Work task: Everything in the listing should be restated word for word.

Material shown:
:::

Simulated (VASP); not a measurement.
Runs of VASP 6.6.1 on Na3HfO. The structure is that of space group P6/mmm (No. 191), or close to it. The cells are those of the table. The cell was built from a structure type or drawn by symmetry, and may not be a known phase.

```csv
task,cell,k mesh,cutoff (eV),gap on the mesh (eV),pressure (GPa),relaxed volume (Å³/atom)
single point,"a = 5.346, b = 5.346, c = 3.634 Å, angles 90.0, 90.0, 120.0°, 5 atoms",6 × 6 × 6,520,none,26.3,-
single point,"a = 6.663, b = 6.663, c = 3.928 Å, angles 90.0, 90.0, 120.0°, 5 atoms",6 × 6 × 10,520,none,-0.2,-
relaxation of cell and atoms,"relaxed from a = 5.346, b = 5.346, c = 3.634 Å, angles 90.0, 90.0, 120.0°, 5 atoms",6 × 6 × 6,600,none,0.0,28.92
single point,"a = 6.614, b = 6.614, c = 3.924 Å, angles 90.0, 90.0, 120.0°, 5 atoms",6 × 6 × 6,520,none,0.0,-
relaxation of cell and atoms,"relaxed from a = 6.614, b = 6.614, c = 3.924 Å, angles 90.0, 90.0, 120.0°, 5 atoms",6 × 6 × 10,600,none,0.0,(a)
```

:::

Worked solution:
Simulated (VASP); not a measurement.
Runs of VASP 6.6.1 on Na3HfO. The structure is that of space group P6/mmm (No. 191), or close to it. The cells are those of the table. The cell was built from a structure type or drawn by symmetry, and may not be a known phase.

```csv
task,cell,k mesh,cutoff (eV),gap on the mesh (eV),pressure (GPa),relaxed volume (Å³/atom)
single point,"a = 5.346, b = 5.346, c = 3.634 Å, angles 90.0, 90.0, 120.0°, 5 atoms",6 × 6 × 6,520,none,26.3,-
single point,"a = 6.663, b = 6.663, c = 3.928 Å, angles 90.0, 90.0, 120.0°, 5 atoms",6 × 6 × 10,520,none,-0.2,-
relaxation of cell and atoms,"relaxed from a = 5.346, b = 5.346, c = 3.634 Å, angles 90.0, 90.0, 120.0°, 5 atoms",6 × 6 × 6,600,none,0.0,28.92
single point,"a = 6.614, b = 6.614, c = 3.924 Å, angles 90.0, 90.0, 120.0°, 5 atoms",6 × 6 × 6,520,none,0.0,-
relaxation of cell and atoms,"relaxed from a = 6.614, b = 6.614, c = 3.924 Å, angles 90.0, 90.0, 120.0°, 5 atoms",6 × 6 × 10,600,none,0.0,(a)
```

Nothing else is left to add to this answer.